* _GIVEN INFORMATION_
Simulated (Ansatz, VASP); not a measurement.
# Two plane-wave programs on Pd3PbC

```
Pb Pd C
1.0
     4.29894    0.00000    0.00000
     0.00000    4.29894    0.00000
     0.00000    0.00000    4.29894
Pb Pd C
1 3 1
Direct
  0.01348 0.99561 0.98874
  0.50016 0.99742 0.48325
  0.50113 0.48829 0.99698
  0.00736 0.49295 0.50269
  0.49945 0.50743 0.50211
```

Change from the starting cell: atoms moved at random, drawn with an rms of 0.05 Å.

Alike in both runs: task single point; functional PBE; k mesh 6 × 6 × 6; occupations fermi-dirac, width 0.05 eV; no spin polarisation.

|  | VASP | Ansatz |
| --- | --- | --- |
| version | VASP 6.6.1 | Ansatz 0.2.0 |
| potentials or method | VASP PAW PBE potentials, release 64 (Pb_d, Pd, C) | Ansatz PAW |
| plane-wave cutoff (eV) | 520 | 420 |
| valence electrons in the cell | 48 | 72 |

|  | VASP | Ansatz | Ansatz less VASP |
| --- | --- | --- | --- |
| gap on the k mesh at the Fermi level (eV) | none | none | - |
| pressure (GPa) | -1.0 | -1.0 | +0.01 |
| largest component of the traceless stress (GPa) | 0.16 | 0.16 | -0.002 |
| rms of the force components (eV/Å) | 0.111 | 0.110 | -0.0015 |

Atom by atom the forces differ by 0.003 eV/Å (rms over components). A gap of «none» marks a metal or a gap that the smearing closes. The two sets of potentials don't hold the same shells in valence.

* _WORK ITEM_
Please make an exact copy of the lines above from the line with "cell | 48 | 72 |" through the line with "0.110 | -0.0015 |", both ends included.

* _SOLUTION_
| valence electrons in the cell | 48 | 72 |

|  | VASP | Ansatz | Ansatz less VASP |
| --- | --- | --- | --- |
| gap on the k mesh at the Fermi level (eV) | none | none | - |
| pressure (GPa) | -1.0 | -1.0 | +0.01 |
| largest component of the traceless stress (GPa) | 0.16 | 0.16 | -0.002 |
| rms of the force components (eV/Å) | 0.111 | 0.110 | -0.0015 |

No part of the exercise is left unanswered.